◆ **EXERCISE DATA**
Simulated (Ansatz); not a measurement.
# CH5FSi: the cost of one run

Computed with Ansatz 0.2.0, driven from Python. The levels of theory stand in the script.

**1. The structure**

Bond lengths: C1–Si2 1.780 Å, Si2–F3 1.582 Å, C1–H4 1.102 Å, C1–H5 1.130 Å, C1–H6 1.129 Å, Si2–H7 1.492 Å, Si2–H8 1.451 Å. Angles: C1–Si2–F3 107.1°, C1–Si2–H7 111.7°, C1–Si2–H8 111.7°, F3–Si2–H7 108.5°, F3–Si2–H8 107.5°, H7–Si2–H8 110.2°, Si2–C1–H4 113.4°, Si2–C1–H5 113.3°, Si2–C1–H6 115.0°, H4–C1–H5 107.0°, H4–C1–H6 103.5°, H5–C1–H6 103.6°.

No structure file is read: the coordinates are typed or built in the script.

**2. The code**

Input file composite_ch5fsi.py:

◆ **ASSIGNMENT**
The whole of the material above is to be restated exactly.

◆ **EXPECTED ANSWER**
Simulated (Ansatz); not a measurement.
# CH5FSi: the cost of one run

Computed with Ansatz 0.2.0, driven from Python. The levels of theory stand in the script.

**1. The structure**

Bond lengths: C1–Si2 1.780 Å, Si2–F3 1.582 Å, C1–H4 1.102 Å, C1–H5 1.130 Å, C1–H6 1.129 Å, Si2–H7 1.492 Å, Si2–H8 1.451 Å. Angles: C1–Si2–F3 107.1°, C1–Si2–H7 111.7°, C1–Si2–H8 111.7°, F3–Si2–H7 108.5°, F3–Si2–H8 107.5°, H7–Si2–H8 110.2°, Si2–C1–H4 113.4°, Si2–C1–H5 113.3°, Si2–C1–H6 115.0°, H4–C1–H5 107.0°, H4–C1–H6 103.5°, H5–C1–H6 103.6°.

No structure file is read: the coordinates are typed or built in the script.

**2. The code**

Input file composite_ch5fsi.py:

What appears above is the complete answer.